▶ **Work request**
Scan the records below for the line containing "Level of theory: unrestricted" and the line containing "Map of the Laplacian". Copy both, plus every line between, exactly.

****

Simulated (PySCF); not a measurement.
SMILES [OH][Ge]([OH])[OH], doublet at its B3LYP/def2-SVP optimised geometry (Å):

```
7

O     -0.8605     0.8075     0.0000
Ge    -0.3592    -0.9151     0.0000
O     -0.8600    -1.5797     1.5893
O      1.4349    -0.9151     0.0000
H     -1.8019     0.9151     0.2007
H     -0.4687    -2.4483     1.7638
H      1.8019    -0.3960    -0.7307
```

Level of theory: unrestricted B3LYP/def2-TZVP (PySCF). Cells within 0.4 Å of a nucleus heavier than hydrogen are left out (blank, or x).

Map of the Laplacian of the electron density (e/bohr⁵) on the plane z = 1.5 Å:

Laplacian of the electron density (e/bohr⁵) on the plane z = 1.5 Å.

****

▶ **Written solution**
Level of theory: unrestricted B3LYP/def2-TZVP (PySCF). Cells within 0.4 Å of a nucleus heavier than hydrogen are left out (blank, or x).

Map of the Laplacian of the electron density (e/bohr⁵) on the plane z = 1.5 Å:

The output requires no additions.